──────

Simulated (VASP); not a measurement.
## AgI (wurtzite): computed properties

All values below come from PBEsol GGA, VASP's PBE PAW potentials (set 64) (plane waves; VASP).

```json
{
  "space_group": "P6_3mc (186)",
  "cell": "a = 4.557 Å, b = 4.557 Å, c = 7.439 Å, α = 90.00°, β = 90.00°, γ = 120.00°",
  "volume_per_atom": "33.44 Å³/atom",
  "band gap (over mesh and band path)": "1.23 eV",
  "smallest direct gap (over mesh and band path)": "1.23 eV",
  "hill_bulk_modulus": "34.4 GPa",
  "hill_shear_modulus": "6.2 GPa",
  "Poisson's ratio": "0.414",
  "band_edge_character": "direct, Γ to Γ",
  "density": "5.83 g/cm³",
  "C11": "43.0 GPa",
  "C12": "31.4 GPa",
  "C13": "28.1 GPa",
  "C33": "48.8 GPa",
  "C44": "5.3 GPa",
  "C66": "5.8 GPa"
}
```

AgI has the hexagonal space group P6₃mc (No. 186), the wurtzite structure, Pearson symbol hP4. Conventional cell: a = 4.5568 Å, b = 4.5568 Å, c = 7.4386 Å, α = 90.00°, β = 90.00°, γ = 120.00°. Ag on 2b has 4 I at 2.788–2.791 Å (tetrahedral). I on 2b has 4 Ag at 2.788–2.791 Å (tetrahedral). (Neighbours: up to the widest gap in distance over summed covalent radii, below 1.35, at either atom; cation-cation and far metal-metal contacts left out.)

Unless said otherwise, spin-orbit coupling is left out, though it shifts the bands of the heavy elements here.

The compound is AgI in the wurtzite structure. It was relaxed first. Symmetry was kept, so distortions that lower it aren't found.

──────

WORK ITEM ▸
Retype the records above, but only those lines that fall between the line containing "AgI has the" and the line containing "Unless said otherwise, spin-orbit", with both of those lines included, exactly as written.

WRITTEN REPLY ▸
AgI has the hexagonal space group P6₃mc (No. 186), the wurtzite structure, Pearson symbol hP4. Conventional cell: a = 4.5568 Å, b = 4.5568 Å, c = 7.4386 Å, α = 90.00°, β = 90.00°, γ = 120.00°. Ag on 2b has 4 I at 2.788–2.791 Å (tetrahedral). I on 2b has 4 Ag at 2.788–2.791 Å (tetrahedral). (Neighbours: up to the widest gap in distance over summed covalent radii, below 1.35, at either atom; cation-cation and far metal-metal contacts left out.)

Unless said otherwise, spin-orbit coupling is left out, though it shifts the bands of the heavy elements here.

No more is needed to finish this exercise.